WORK TASK -
Transcribe every line of the listing below without any deviation.

PROVIDED RECORDS -
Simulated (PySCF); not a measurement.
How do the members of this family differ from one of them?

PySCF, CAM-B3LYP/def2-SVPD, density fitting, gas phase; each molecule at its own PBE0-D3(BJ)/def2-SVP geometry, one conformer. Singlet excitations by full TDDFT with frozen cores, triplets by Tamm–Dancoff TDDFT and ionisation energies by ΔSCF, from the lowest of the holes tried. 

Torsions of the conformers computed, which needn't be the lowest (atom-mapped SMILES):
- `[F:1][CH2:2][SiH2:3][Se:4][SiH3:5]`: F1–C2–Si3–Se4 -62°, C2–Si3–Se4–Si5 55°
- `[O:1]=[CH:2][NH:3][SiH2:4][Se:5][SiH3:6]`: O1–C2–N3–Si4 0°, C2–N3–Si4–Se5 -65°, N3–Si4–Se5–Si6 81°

RESULT -
Simulated (PySCF); not a measurement.
How do the members of this family differ from one of them?

PySCF, CAM-B3LYP/def2-SVPD, density fitting, gas phase; each molecule at its own PBE0-D3(BJ)/def2-SVP geometry, one conformer. Singlet excitations by full TDDFT with frozen cores, triplets by Tamm–Dancoff TDDFT and ionisation energies by ΔSCF, from the lowest of the holes tried. 

Torsions of the conformers computed, which needn't be the lowest (atom-mapped SMILES):
- `[F:1][CH2:2][SiH2:3][Se:4][SiH3:5]`: F1–C2–Si3–Se4 -62°, C2–Si3–Se4–Si5 55°
- `[O:1]=[CH:2][NH:3][SiH2:4][Se:5][SiH3:6]`: O1–C2–N3–Si4 0°, C2–N3–Si4–Se5 -65°, N3–Si4–Se5–Si6 81°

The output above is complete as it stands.